________________

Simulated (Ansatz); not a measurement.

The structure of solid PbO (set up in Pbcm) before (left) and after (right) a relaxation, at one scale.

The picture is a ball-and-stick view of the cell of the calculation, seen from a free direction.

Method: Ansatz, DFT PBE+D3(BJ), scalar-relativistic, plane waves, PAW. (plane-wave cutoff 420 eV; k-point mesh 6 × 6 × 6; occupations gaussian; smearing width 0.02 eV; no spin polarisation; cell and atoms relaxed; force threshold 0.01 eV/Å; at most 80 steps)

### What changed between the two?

________________

**Work order:** The full set of entries above needs to be restated word for word.

**Exercise response:**
Simulated (Ansatz); not a measurement.

The structure of solid PbO (set up in Pbcm) before (left) and after (right) a relaxation, at one scale.

The picture is a ball-and-stick view of the cell of the calculation, seen from a free direction.

Method: Ansatz, DFT PBE+D3(BJ), scalar-relativistic, plane waves, PAW. (plane-wave cutoff 420 eV; k-point mesh 6 × 6 × 6; occupations gaussian; smearing width 0.02 eV; no spin polarisation; cell and atoms relaxed; force threshold 0.01 eV/Å; at most 80 steps)

### What changed between the two?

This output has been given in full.